• [Source data]:
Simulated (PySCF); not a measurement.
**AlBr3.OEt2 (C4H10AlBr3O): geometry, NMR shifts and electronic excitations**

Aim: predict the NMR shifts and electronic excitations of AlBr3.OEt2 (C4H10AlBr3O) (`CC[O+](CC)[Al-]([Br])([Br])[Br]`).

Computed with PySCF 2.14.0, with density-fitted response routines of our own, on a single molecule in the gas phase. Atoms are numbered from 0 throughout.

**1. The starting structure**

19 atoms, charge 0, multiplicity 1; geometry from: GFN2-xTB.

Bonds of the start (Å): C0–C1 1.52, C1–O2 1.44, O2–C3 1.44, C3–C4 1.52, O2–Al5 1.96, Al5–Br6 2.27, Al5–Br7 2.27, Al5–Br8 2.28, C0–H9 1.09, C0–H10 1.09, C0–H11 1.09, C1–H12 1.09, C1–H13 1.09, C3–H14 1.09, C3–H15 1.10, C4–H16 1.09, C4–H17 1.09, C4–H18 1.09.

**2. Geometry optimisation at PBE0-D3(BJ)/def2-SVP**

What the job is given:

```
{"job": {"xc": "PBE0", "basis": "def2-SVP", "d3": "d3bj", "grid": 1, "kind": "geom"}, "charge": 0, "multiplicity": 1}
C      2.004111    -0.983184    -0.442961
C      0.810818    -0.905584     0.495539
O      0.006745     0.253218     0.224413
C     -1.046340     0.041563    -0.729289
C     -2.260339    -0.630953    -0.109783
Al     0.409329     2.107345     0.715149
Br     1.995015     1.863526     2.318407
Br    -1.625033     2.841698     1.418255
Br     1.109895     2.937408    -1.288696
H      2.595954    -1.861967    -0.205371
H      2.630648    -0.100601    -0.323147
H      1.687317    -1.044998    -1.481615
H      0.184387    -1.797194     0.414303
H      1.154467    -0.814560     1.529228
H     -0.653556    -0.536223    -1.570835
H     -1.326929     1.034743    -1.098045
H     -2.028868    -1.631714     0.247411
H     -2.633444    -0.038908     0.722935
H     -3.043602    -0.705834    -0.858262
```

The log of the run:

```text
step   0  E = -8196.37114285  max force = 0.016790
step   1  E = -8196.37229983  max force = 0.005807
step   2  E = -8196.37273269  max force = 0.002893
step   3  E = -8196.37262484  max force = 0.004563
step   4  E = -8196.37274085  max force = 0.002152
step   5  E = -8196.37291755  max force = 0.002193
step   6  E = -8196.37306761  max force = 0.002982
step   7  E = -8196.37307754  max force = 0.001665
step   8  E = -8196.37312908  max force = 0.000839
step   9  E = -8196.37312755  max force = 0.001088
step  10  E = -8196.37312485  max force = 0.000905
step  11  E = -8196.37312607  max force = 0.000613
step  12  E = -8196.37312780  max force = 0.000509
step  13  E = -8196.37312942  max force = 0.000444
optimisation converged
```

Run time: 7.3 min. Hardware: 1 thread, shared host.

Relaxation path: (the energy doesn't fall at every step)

• [Requirement]: Quote the listing word for word from its first line through the line in which "19 atoms, charge" appears.

• [Your solution]:
Simulated (PySCF); not a measurement.
**AlBr3.OEt2 (C4H10AlBr3O): geometry, NMR shifts and electronic excitations**

Aim: predict the NMR shifts and electronic excitations of AlBr3.OEt2 (C4H10AlBr3O) (`CC[O+](CC)[Al-]([Br])([Br])[Br]`).

Computed with PySCF 2.14.0, with density-fitted response routines of our own, on a single molecule in the gas phase. Atoms are numbered from 0 throughout.

**1. The starting structure**

19 atoms, charge 0, multiplicity 1; geometry from: GFN2-xTB.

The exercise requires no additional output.